━━ Dataset excerpts

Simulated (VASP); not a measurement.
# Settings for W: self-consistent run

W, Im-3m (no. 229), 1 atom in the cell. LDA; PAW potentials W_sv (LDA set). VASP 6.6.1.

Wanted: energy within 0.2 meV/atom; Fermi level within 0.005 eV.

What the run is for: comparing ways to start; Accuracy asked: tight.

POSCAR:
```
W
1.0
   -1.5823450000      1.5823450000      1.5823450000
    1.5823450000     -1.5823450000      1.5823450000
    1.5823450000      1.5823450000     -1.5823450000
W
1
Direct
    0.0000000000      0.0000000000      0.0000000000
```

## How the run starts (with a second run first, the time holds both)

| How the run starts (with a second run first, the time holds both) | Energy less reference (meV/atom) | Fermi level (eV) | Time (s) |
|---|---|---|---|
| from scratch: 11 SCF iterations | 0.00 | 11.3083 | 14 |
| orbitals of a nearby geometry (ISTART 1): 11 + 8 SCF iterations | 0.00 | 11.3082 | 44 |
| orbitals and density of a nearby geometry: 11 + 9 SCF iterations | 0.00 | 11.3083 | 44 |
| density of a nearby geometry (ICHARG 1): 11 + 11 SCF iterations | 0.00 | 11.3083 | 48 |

━━━━

* Assignment
Transcribe the entries exactly.

* Task output
Simulated (VASP); not a measurement.
# Settings for W: self-consistent run

W, Im-3m (no. 229), 1 atom in the cell. LDA; PAW potentials W_sv (LDA set). VASP 6.6.1.

Wanted: energy within 0.2 meV/atom; Fermi level within 0.005 eV.

What the run is for: comparing ways to start; Accuracy asked: tight.

POSCAR:
```
W
1.0
   -1.5823450000      1.5823450000      1.5823450000
    1.5823450000     -1.5823450000      1.5823450000
    1.5823450000      1.5823450000     -1.5823450000
W
1
Direct
    0.0000000000      0.0000000000      0.0000000000
```

## How the run starts (with a second run first, the time holds both)

| How the run starts (with a second run first, the time holds both) | Energy less reference (meV/atom) | Fermi level (eV) | Time (s) |
|---|---|---|---|
| from scratch: 11 SCF iterations | 0.00 | 11.3083 | 14 |
| orbitals of a nearby geometry (ISTART 1): 11 + 8 SCF iterations | 0.00 | 11.3082 | 44 |
| orbitals and density of a nearby geometry: 11 + 9 SCF iterations | 0.00 | 11.3083 | 44 |
| density of a nearby geometry (ICHARG 1): 11 + 11 SCF iterations | 0.00 | 11.3083 | 48 |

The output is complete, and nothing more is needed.